■ WORK ORDER
Set down exactly the lines below between the line holding "Common settings: movable" and the line holding "Q: What does", inclusive; no other line belongs in the answer.

■ SUPPLIED ENTRIES
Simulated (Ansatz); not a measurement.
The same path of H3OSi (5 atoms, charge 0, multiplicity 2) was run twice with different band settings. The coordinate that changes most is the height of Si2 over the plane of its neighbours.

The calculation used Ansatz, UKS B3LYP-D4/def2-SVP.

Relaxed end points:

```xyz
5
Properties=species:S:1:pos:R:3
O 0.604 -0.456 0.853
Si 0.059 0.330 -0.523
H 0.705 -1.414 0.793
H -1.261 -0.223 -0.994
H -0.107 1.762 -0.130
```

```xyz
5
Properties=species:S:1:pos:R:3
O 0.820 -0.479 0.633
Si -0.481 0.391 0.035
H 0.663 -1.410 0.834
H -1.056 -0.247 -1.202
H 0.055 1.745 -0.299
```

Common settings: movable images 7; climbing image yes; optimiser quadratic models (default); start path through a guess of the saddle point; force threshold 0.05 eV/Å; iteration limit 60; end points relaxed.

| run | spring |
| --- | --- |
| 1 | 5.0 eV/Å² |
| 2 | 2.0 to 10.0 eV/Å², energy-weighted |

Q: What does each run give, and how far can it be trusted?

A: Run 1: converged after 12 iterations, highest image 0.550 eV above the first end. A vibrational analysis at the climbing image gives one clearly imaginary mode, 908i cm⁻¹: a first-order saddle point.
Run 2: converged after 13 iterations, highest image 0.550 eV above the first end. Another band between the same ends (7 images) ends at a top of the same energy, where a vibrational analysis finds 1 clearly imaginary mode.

■ REPLY
Common settings: movable images 7; climbing image yes; optimiser quadratic models (default); start path through a guess of the saddle point; force threshold 0.05 eV/Å; iteration limit 60; end points relaxed.

| run | spring |
| --- | --- |
| 1 | 5.0 eV/Å² |
| 2 | 2.0 to 10.0 eV/Å², energy-weighted |

Q: What does each run give, and how far can it be trusted?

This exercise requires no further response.